— Extracted material —

########################################

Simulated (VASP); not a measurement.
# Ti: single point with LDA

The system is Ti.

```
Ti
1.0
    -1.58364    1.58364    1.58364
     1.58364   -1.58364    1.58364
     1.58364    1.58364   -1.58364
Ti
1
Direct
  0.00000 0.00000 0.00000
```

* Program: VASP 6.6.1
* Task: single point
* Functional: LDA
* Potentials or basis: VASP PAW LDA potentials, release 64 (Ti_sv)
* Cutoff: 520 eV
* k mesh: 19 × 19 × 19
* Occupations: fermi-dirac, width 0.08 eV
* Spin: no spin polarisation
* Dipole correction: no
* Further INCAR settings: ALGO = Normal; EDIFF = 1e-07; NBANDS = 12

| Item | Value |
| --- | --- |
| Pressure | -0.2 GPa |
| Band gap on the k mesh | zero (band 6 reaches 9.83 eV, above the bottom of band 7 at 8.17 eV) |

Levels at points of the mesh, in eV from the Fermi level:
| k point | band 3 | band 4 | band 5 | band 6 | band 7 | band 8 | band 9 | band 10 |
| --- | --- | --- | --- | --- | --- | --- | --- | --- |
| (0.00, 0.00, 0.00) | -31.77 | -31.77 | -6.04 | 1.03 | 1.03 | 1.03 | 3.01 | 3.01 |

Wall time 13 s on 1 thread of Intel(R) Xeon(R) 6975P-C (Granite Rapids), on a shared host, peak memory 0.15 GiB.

########################################

Everything from the first line of the material through the line containing "3.01 | 3.01 |" is to be printed exactly; lines after that are to be left out.

— Result —
Simulated (VASP); not a measurement.
# Ti: single point with LDA

The system is Ti.

```
Ti
1.0
    -1.58364    1.58364    1.58364
     1.58364   -1.58364    1.58364
     1.58364    1.58364   -1.58364
Ti
1
Direct
  0.00000 0.00000 0.00000
```

* Program: VASP 6.6.1
* Task: single point
* Functional: LDA
* Potentials or basis: VASP PAW LDA potentials, release 64 (Ti_sv)
* Cutoff: 520 eV
* k mesh: 19 × 19 × 19
* Occupations: fermi-dirac, width 0.08 eV
* Spin: no spin polarisation
* Dipole correction: no
* Further INCAR settings: ALGO = Normal; EDIFF = 1e-07; NBANDS = 12

| Item | Value |
| --- | --- |
| Pressure | -0.2 GPa |
| Band gap on the k mesh | zero (band 6 reaches 9.83 eV, above the bottom of band 7 at 8.17 eV) |

Levels at points of the mesh, in eV from the Fermi level:
| k point | band 3 | band 4 | band 5 | band 6 | band 7 | band 8 | band 9 | band 10 |
| --- | --- | --- | --- | --- | --- | --- | --- | --- |
| (0.00, 0.00, 0.00) | -31.77 | -31.77 | -6.04 | 1.03 | 1.03 | 1.03 | 3.01 | 3.01 |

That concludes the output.